Below are some records. Print all of them exactly as they appear.

== Segment start ==

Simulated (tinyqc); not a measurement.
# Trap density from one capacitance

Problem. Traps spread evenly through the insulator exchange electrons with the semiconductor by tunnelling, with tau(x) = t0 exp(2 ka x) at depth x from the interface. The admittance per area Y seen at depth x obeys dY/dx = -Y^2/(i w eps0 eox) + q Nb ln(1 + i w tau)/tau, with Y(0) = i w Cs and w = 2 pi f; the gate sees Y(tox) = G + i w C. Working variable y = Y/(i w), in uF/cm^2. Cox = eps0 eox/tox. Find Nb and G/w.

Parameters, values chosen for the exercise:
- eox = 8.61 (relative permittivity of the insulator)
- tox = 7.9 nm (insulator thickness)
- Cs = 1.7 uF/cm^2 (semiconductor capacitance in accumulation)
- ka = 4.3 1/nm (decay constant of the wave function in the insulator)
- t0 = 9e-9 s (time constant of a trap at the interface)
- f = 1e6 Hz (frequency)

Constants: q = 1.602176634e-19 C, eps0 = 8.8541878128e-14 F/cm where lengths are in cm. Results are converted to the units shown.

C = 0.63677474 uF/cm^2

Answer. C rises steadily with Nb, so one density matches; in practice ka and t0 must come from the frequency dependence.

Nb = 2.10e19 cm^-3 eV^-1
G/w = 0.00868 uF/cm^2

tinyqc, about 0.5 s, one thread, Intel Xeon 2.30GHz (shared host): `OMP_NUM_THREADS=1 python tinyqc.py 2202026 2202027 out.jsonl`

== Segment end ==

# Task response
Simulated (tinyqc); not a measurement.
# Trap density from one capacitance

Problem. Traps spread evenly through the insulator exchange electrons with the semiconductor by tunnelling, with tau(x) = t0 exp(2 ka x) at depth x from the interface. The admittance per area Y seen at depth x obeys dY/dx = -Y^2/(i w eps0 eox) + q Nb ln(1 + i w tau)/tau, with Y(0) = i w Cs and w = 2 pi f; the gate sees Y(tox) = G + i w C. Working variable y = Y/(i w), in uF/cm^2. Cox = eps0 eox/tox. Find Nb and G/w.

Parameters, values chosen for the exercise:
- eox = 8.61 (relative permittivity of the insulator)
- tox = 7.9 nm (insulator thickness)
- Cs = 1.7 uF/cm^2 (semiconductor capacitance in accumulation)
- ka = 4.3 1/nm (decay constant of the wave function in the insulator)
- t0 = 9e-9 s (time constant of a trap at the interface)
- f = 1e6 Hz (frequency)

Constants: q = 1.602176634e-19 C, eps0 = 8.8541878128e-14 F/cm where lengths are in cm. Results are converted to the units shown.

C = 0.63677474 uF/cm^2

Answer. C rises steadily with Nb, so one density matches; in practice ka and t0 must come from the frequency dependence.

Nb = 2.10e19 cm^-3 eV^-1
G/w = 0.00868 uF/cm^2

tinyqc, about 0.5 s, one thread, Intel Xeon 2.30GHz (shared host): `OMP_NUM_THREADS=1 python tinyqc.py 2202026 2202027 out.jsonl`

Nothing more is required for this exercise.